▶ [DATA PROVIDED]:
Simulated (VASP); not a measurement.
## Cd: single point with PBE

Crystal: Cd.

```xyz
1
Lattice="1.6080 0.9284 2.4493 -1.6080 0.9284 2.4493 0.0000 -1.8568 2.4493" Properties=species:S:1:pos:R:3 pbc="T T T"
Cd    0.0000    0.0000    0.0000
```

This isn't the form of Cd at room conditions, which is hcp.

▶ [REQUIRED ACTION]: Every record must appear in the answer exactly as it does above.

▶ [ANSWER AREA]:
Simulated (VASP); not a measurement.
## Cd: single point with PBE

Crystal: Cd.

```xyz
1
Lattice="1.6080 0.9284 2.4493 -1.6080 0.9284 2.4493 0.0000 -1.8568 2.4493" Properties=species:S:1:pos:R:3 pbc="T T T"
Cd    0.0000    0.0000    0.0000
```

This isn't the form of Cd at room conditions, which is hcp.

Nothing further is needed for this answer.